Exercise: Word for word, restate all of the entries.

Extracted records:
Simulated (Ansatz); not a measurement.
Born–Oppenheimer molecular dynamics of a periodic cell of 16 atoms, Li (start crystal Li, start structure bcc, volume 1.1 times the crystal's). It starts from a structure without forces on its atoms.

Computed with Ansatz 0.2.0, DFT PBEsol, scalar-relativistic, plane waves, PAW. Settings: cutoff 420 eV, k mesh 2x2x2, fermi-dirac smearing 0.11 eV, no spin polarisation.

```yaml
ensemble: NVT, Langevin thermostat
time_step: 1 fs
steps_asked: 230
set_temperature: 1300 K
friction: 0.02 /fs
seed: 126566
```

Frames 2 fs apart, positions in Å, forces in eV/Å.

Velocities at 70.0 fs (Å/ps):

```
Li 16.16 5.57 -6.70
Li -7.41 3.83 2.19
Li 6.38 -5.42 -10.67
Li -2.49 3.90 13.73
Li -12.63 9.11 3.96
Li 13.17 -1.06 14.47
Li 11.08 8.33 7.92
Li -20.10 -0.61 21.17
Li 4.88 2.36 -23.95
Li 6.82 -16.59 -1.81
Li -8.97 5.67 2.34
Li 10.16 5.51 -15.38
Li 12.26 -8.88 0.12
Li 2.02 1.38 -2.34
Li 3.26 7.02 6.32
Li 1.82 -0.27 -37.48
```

Answer space:
Simulated (Ansatz); not a measurement.
Born–Oppenheimer molecular dynamics of a periodic cell of 16 atoms, Li (start crystal Li, start structure bcc, volume 1.1 times the crystal's). It starts from a structure without forces on its atoms.

Computed with Ansatz 0.2.0, DFT PBEsol, scalar-relativistic, plane waves, PAW. Settings: cutoff 420 eV, k mesh 2x2x2, fermi-dirac smearing 0.11 eV, no spin polarisation.

```yaml
ensemble: NVT, Langevin thermostat
time_step: 1 fs
steps_asked: 230
set_temperature: 1300 K
friction: 0.02 /fs
seed: 126566
```

Frames 2 fs apart, positions in Å, forces in eV/Å.

Velocities at 70.0 fs (Å/ps):

```
Li 16.16 5.57 -6.70
Li -7.41 3.83 2.19
Li 6.38 -5.42 -10.67
Li -2.49 3.90 13.73
Li -12.63 9.11 3.96
Li 13.17 -1.06 14.47
Li 11.08 8.33 7.92
Li -20.10 -0.61 21.17
Li 4.88 2.36 -23.95
Li 6.82 -16.59 -1.81
Li -8.97 5.67 2.34
Li 10.16 5.51 -15.38
Li 12.26 -8.88 0.12
Li 2.02 1.38 -2.34
Li 3.26 7.02 6.32
Li 1.82 -0.27 -37.48
```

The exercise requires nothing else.